──────── SUPPLIED RECORDS

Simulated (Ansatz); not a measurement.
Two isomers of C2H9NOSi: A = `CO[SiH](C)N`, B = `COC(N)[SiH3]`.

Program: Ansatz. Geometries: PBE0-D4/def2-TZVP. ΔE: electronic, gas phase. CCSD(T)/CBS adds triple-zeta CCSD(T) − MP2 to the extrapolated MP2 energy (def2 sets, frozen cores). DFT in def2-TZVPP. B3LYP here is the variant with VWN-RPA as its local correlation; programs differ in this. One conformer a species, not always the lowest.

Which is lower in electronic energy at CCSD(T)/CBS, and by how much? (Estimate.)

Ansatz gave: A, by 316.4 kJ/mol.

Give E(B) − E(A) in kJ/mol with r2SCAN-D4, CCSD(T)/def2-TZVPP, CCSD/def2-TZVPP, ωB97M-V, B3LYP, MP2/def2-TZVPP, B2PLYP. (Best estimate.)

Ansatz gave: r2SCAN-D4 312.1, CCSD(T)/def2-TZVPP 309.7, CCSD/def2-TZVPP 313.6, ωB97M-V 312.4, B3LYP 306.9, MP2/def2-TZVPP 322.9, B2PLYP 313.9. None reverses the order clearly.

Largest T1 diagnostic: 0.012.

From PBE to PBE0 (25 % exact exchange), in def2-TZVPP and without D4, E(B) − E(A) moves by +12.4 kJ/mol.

────────────────

BRIEF ▸ Give an exact copy of the lines above from the line with "Two isomers of" up to and including the line with "Largest T1 diagnostic: 0.012.", and leave everything else out.

EXERCISE SOLUTION ▸
Two isomers of C2H9NOSi: A = `CO[SiH](C)N`, B = `COC(N)[SiH3]`.

Program: Ansatz. Geometries: PBE0-D4/def2-TZVP. ΔE: electronic, gas phase. CCSD(T)/CBS adds triple-zeta CCSD(T) − MP2 to the extrapolated MP2 energy (def2 sets, frozen cores). DFT in def2-TZVPP. B3LYP here is the variant with VWN-RPA as its local correlation; programs differ in this. One conformer a species, not always the lowest.

Which is lower in electronic energy at CCSD(T)/CBS, and by how much? (Estimate.)

Ansatz gave: A, by 316.4 kJ/mol.

Give E(B) − E(A) in kJ/mol with r2SCAN-D4, CCSD(T)/def2-TZVPP, CCSD/def2-TZVPP, ωB97M-V, B3LYP, MP2/def2-TZVPP, B2PLYP. (Best estimate.)

Ansatz gave: r2SCAN-D4 312.1, CCSD(T)/def2-TZVPP 309.7, CCSD/def2-TZVPP 313.6, ωB97M-V 312.4, B3LYP 306.9, MP2/def2-TZVPP 322.9, B2PLYP 313.9. None reverses the order clearly.

Largest T1 diagnostic: 0.012.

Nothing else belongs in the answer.